[EXTRACTED MATERIAL]
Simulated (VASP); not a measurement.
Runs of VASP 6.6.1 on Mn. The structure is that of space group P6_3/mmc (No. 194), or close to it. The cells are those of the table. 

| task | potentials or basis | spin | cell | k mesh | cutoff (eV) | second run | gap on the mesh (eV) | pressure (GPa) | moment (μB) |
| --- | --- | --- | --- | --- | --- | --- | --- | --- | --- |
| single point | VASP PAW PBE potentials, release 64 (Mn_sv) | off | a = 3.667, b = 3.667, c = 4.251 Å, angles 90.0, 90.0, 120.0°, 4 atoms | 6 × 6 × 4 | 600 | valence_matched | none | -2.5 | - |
[/EXTRACTED MATERIAL]

Please retype all of the records above exactly as they are.

Simulated (VASP); not a measurement.
Runs of VASP 6.6.1 on Mn. The structure is that of space group P6_3/mmc (No. 194), or close to it. The cells are those of the table. 

| task | potentials or basis | spin | cell | k mesh | cutoff (eV) | second run | gap on the mesh (eV) | pressure (GPa) | moment (μB) |
| --- | --- | --- | --- | --- | --- | --- | --- | --- | --- |
| single point | VASP PAW PBE potentials, release 64 (Mn_sv) | off | a = 3.667, b = 3.667, c = 4.251 Å, angles 90.0, 90.0, 120.0°, 4 atoms | 6 × 6 × 4 | 600 | valence_matched | none | -2.5 | - |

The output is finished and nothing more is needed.